**Dataset content:**
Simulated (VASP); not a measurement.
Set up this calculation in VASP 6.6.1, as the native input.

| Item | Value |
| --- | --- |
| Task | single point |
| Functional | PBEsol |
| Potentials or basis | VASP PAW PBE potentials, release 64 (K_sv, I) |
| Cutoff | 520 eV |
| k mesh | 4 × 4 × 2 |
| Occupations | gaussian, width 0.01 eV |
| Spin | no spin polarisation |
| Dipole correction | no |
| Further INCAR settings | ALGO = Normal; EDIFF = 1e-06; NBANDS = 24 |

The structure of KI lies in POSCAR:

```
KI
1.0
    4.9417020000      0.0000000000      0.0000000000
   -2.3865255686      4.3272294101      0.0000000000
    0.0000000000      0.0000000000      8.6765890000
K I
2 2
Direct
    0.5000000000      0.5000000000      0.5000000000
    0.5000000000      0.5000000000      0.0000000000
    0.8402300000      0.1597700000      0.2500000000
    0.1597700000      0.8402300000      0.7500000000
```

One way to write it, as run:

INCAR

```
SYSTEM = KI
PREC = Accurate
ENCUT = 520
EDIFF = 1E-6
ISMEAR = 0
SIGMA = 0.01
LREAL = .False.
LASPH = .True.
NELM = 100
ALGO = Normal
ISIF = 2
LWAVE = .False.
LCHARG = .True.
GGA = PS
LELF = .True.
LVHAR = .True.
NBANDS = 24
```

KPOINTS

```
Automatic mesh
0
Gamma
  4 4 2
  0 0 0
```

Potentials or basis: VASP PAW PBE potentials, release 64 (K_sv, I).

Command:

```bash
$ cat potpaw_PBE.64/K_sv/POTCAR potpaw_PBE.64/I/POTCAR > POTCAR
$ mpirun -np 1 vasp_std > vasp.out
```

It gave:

**Required action:** The reply should consist of all the records, repeated exactly.

**Answer space:**
Simulated (VASP); not a measurement.
Set up this calculation in VASP 6.6.1, as the native input.

| Item | Value |
| --- | --- |
| Task | single point |
| Functional | PBEsol |
| Potentials or basis | VASP PAW PBE potentials, release 64 (K_sv, I) |
| Cutoff | 520 eV |
| k mesh | 4 × 4 × 2 |
| Occupations | gaussian, width 0.01 eV |
| Spin | no spin polarisation |
| Dipole correction | no |
| Further INCAR settings | ALGO = Normal; EDIFF = 1e-06; NBANDS = 24 |

The structure of KI lies in POSCAR:

```
KI
1.0
    4.9417020000      0.0000000000      0.0000000000
   -2.3865255686      4.3272294101      0.0000000000
    0.0000000000      0.0000000000      8.6765890000
K I
2 2
Direct
    0.5000000000      0.5000000000      0.5000000000
    0.5000000000      0.5000000000      0.0000000000
    0.8402300000      0.1597700000      0.2500000000
    0.1597700000      0.8402300000      0.7500000000
```

One way to write it, as run:

INCAR

```
SYSTEM = KI
PREC = Accurate
ENCUT = 520
EDIFF = 1E-6
ISMEAR = 0
SIGMA = 0.01
LREAL = .False.
LASPH = .True.
NELM = 100
ALGO = Normal
ISIF = 2
LWAVE = .False.
LCHARG = .True.
GGA = PS
LELF = .True.
LVHAR = .True.
NBANDS = 24
```

KPOINTS

```
Automatic mesh
0
Gamma
  4 4 2
  0 0 0
```

Potentials or basis: VASP PAW PBE potentials, release 64 (K_sv, I).

Command:

```bash
$ cat potpaw_PBE.64/K_sv/POTCAR potpaw_PBE.64/I/POTCAR > POTCAR
$ mpirun -np 1 vasp_std > vasp.out
```

It gave:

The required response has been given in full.